* [Supplied data]:
****************

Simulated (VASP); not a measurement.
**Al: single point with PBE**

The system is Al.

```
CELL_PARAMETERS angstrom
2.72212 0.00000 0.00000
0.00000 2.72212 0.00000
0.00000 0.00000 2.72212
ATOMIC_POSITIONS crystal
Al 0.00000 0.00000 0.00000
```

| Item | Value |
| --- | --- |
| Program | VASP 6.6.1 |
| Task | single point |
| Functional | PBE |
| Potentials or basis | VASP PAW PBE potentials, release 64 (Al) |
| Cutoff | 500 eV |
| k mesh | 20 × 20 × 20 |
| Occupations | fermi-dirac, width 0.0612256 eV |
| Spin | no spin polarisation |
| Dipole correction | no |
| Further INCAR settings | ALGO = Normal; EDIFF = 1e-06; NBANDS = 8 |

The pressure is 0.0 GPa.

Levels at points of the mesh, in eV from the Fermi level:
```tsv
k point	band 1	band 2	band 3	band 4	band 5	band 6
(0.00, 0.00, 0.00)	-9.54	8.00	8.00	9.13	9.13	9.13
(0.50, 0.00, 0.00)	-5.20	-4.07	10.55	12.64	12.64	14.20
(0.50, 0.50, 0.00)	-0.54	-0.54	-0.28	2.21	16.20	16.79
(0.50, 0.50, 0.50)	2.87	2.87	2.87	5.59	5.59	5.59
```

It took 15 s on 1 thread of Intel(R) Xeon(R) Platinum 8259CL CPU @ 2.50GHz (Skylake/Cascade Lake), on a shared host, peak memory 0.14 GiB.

****************

* [Assignment]:
Precisely the lines between those holding "The system is Al." and "0.0612256 eV |", inclusive, are to be reproduced from the listing above, with nothing added.

* [Written reply]:
The system is Al.

```
CELL_PARAMETERS angstrom
2.72212 0.00000 0.00000
0.00000 2.72212 0.00000
0.00000 0.00000 2.72212
ATOMIC_POSITIONS crystal
Al 0.00000 0.00000 0.00000
```

| Item | Value |
| --- | --- |
| Program | VASP 6.6.1 |
| Task | single point |
| Functional | PBE |
| Potentials or basis | VASP PAW PBE potentials, release 64 (Al) |
| Cutoff | 500 eV |
| k mesh | 20 × 20 × 20 |
| Occupations | fermi-dirac, width 0.0612256 eV |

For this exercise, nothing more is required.